*** Opening of Dataset ***
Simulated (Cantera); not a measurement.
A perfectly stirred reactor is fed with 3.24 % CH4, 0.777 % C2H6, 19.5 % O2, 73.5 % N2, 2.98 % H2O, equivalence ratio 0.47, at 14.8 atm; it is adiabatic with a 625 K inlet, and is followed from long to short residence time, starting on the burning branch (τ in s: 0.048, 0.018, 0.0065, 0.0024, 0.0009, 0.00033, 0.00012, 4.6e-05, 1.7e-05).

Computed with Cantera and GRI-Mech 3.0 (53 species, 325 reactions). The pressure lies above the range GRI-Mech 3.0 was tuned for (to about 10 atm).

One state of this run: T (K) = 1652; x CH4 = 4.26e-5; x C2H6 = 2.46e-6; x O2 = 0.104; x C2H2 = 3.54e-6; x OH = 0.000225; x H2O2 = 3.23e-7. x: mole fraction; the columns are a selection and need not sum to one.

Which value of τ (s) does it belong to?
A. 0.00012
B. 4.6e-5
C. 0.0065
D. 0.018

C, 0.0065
*** Close of Dataset ***

Work request —
Transcribe, exactly as written, all lines of the entries above from the first to the one containing "A perfectly stirred", and no more.

Written response —
Simulated (Cantera); not a measurement.
A perfectly stirred reactor is fed with 3.24 % CH4, 0.777 % C2H6, 19.5 % O2, 73.5 % N2, 2.98 % H2O, equivalence ratio 0.47, at 14.8 atm; it is adiabatic with a 625 K inlet, and is followed from long to short residence time, starting on the burning branch (τ in s: 0.048, 0.018, 0.0065, 0.0024, 0.0009, 0.00033, 0.00012, 4.6e-05, 1.7e-05).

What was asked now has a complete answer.